===== ENTRIES SHOWN

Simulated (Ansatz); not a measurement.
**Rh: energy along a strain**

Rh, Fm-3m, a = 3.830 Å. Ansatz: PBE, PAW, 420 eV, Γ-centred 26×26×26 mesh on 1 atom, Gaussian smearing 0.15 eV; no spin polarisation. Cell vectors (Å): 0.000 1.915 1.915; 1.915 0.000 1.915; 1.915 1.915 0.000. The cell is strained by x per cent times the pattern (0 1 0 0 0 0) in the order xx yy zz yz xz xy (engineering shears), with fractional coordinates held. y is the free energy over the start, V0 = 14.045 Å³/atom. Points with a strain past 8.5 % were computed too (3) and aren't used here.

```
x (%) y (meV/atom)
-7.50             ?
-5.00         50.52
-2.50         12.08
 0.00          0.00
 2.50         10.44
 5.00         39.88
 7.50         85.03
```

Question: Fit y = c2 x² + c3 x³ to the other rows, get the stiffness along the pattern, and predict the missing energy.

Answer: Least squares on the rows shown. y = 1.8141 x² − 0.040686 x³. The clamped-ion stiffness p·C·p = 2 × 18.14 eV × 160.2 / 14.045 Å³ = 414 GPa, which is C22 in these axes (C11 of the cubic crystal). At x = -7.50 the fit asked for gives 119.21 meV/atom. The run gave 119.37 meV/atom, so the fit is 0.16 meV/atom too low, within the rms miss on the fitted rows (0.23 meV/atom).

==========

WORK ORDER => Begin at the line that has "along a strain**" in the entries above; stop after the line that has "Question: Fit y". Transcribe exactly those lines and no others.

TASK OUTPUT =>
**Rh: energy along a strain**

Rh, Fm-3m, a = 3.830 Å. Ansatz: PBE, PAW, 420 eV, Γ-centred 26×26×26 mesh on 1 atom, Gaussian smearing 0.15 eV; no spin polarisation. Cell vectors (Å): 0.000 1.915 1.915; 1.915 0.000 1.915; 1.915 1.915 0.000. The cell is strained by x per cent times the pattern (0 1 0 0 0 0) in the order xx yy zz yz xz xy (engineering shears), with fractional coordinates held. y is the free energy over the start, V0 = 14.045 Å³/atom. Points with a strain past 8.5 % were computed too (3) and aren't used here.

```
x (%) y (meV/atom)
-7.50             ?
-5.00         50.52
-2.50         12.08
 0.00          0.00
 2.50         10.44
 5.00         39.88
 7.50         85.03
```

Question: Fit y = c2 x² + c3 x³ to the other rows, get the stiffness along the pattern, and predict the missing energy.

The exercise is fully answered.